++++ Data excerpts ++++

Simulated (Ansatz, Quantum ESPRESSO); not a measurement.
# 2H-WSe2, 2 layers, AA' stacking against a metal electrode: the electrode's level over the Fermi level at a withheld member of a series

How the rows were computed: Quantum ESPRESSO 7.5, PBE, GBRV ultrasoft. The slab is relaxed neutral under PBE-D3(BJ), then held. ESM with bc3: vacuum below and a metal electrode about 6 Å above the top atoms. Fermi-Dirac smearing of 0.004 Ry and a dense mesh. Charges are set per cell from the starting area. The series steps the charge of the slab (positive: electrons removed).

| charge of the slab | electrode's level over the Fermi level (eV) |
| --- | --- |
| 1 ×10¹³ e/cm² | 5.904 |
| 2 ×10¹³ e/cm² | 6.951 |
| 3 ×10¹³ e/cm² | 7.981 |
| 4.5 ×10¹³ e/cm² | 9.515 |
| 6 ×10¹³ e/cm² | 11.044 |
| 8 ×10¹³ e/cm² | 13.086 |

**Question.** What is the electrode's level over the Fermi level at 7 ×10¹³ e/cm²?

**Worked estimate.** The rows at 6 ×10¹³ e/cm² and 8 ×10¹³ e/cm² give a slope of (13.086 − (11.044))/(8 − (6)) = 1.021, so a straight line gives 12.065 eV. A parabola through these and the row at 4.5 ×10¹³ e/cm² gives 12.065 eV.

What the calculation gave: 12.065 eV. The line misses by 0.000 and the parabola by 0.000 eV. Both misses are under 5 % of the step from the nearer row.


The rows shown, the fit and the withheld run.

++++

From the top of the listing above, restate each line word for word up to and including the line with "What the calculation"; add nothing else.

*Exercise result*.
Simulated (Ansatz, Quantum ESPRESSO); not a measurement.
# 2H-WSe2, 2 layers, AA' stacking against a metal electrode: the electrode's level over the Fermi level at a withheld member of a series

How the rows were computed: Quantum ESPRESSO 7.5, PBE, GBRV ultrasoft. The slab is relaxed neutral under PBE-D3(BJ), then held. ESM with bc3: vacuum below and a metal electrode about 6 Å above the top atoms. Fermi-Dirac smearing of 0.004 Ry and a dense mesh. Charges are set per cell from the starting area. The series steps the charge of the slab (positive: electrons removed).

| charge of the slab | electrode's level over the Fermi level (eV) |
| --- | --- |
| 1 ×10¹³ e/cm² | 5.904 |
| 2 ×10¹³ e/cm² | 6.951 |
| 3 ×10¹³ e/cm² | 7.981 |
| 4.5 ×10¹³ e/cm² | 9.515 |
| 6 ×10¹³ e/cm² | 11.044 |
| 8 ×10¹³ e/cm² | 13.086 |

**Question.** What is the electrode's level over the Fermi level at 7 ×10¹³ e/cm²?

**Worked estimate.** The rows at 6 ×10¹³ e/cm² and 8 ×10¹³ e/cm² give a slope of (13.086 − (11.044))/(8 − (6)) = 1.021, so a straight line gives 12.065 eV. A parabola through these and the row at 4.5 ×10¹³ e/cm² gives 12.065 eV.

What the calculation gave: 12.065 eV. The line misses by 0.000 and the parabola by 0.000 eV. Both misses are under 5 % of the step from the nearer row.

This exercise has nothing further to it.